Work item:
Set down a word-for-word copy of the data below, limited to the lines from the first through the line with "Method: B3LYP/def2-TZVP (PySCF).".

──────── Extracted records ────────
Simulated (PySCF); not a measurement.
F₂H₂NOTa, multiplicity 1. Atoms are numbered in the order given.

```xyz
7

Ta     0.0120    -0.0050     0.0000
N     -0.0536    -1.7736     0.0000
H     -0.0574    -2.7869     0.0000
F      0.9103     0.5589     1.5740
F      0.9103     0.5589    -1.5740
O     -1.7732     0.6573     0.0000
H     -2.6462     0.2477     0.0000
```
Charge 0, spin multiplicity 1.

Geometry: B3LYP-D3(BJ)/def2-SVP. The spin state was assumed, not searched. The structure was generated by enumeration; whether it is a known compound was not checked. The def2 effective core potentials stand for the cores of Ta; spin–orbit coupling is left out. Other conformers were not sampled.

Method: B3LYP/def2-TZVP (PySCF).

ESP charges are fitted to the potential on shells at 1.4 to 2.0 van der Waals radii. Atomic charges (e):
────────

Answer box:
Simulated (PySCF); not a measurement.
F₂H₂NOTa, multiplicity 1. Atoms are numbered in the order given.

```xyz
7

Ta     0.0120    -0.0050     0.0000
N     -0.0536    -1.7736     0.0000
H     -0.0574    -2.7869     0.0000
F      0.9103     0.5589     1.5740
F      0.9103     0.5589    -1.5740
O     -1.7732     0.6573     0.0000
H     -2.6462     0.2477     0.0000
```
Charge 0, spin multiplicity 1.

Geometry: B3LYP-D3(BJ)/def2-SVP. The spin state was assumed, not searched. The structure was generated by enumeration; whether it is a known compound was not checked. The def2 effective core potentials stand for the cores of Ta; spin–orbit coupling is left out. Other conformers were not sampled.

Method: B3LYP/def2-TZVP (PySCF).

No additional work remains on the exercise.